WORK TASK
Would you print all of the records below exactly, without skipping any?

=== Section Start ===

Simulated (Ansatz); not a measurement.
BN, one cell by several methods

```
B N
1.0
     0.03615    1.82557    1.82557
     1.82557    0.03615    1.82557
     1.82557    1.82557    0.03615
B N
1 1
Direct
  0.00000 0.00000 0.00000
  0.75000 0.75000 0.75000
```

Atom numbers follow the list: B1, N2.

=== Section End ===

EXERCISE RESULT
Simulated (Ansatz); not a measurement.
BN, one cell by several methods

```
B N
1.0
     0.03615    1.82557    1.82557
     1.82557    0.03615    1.82557
     1.82557    1.82557    0.03615
B N
1 1
Direct
  0.00000 0.00000 0.00000
  0.75000 0.75000 0.75000
```

Atom numbers follow the list: B1, N2.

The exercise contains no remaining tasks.